■ **Given entries**
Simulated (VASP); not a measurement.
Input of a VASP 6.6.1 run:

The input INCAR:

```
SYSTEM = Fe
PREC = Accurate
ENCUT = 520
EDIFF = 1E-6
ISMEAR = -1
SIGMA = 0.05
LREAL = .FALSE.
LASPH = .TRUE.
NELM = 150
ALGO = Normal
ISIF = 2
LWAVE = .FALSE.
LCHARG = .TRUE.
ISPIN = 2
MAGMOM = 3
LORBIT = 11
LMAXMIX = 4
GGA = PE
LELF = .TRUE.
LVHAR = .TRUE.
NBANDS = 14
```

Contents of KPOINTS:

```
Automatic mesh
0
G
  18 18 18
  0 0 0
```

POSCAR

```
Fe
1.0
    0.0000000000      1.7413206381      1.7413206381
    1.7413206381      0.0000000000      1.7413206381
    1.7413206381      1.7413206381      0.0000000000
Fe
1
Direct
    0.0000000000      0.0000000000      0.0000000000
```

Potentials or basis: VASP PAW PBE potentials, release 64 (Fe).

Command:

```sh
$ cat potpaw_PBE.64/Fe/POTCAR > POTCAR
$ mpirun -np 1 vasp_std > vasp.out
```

■ **Work request**
Output the records above precisely.

■ **Answer area**
Simulated (VASP); not a measurement.
Input of a VASP 6.6.1 run:

The input INCAR:

```
SYSTEM = Fe
PREC = Accurate
ENCUT = 520
EDIFF = 1E-6
ISMEAR = -1
SIGMA = 0.05
LREAL = .FALSE.
LASPH = .TRUE.
NELM = 150
ALGO = Normal
ISIF = 2
LWAVE = .FALSE.
LCHARG = .TRUE.
ISPIN = 2
MAGMOM = 3
LORBIT = 11
LMAXMIX = 4
GGA = PE
LELF = .TRUE.
LVHAR = .TRUE.
NBANDS = 14
```

Contents of KPOINTS:

```
Automatic mesh
0
G
  18 18 18
  0 0 0
```

POSCAR

```
Fe
1.0
    0.0000000000      1.7413206381      1.7413206381
    1.7413206381      0.0000000000      1.7413206381
    1.7413206381      1.7413206381      0.0000000000
Fe
1
Direct
    0.0000000000      0.0000000000      0.0000000000
```

Potentials or basis: VASP PAW PBE potentials, release 64 (Fe).

Command:

```sh
$ cat potpaw_PBE.64/Fe/POTCAR > POTCAR
$ mpirun -np 1 vasp_std > vasp.out
```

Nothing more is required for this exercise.